** Opening Stored data block **

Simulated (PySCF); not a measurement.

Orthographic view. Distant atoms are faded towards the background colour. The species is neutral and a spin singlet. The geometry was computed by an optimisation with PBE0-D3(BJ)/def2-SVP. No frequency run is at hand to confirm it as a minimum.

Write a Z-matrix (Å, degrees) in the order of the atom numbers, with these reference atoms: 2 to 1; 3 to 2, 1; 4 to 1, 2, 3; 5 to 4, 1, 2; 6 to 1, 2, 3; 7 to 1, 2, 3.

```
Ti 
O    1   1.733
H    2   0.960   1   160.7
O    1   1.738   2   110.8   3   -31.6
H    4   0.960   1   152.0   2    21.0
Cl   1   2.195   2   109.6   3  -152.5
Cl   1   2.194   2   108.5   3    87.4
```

** Closing Stored data block **

=== Work request ===
Each line of the material above should be restated word for word.

=== Response area ===
Simulated (PySCF); not a measurement.

Orthographic view. Distant atoms are faded towards the background colour. The species is neutral and a spin singlet. The geometry was computed by an optimisation with PBE0-D3(BJ)/def2-SVP. No frequency run is at hand to confirm it as a minimum.

Write a Z-matrix (Å, degrees) in the order of the atom numbers, with these reference atoms: 2 to 1; 3 to 2, 1; 4 to 1, 2, 3; 5 to 4, 1, 2; 6 to 1, 2, 3; 7 to 1, 2, 3.

```
Ti 
O    1   1.733
H    2   0.960   1   160.7
O    1   1.738   2   110.8   3   -31.6
H    4   0.960   1   152.0   2    21.0
Cl   1   2.195   2   109.6   3  -152.5
Cl   1   2.194   2   108.5   3    87.4
```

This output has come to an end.